▸ WORK ITEM: Word for word, copy all of the entries.

────────
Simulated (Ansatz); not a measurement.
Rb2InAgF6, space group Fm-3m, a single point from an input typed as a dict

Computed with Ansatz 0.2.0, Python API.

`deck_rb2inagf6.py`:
────────

▸ EXERCISE OUTPUT:
Simulated (Ansatz); not a measurement.
Rb2InAgF6, space group Fm-3m, a single point from an input typed as a dict

Computed with Ansatz 0.2.0, Python API.

`deck_rb2inagf6.py`:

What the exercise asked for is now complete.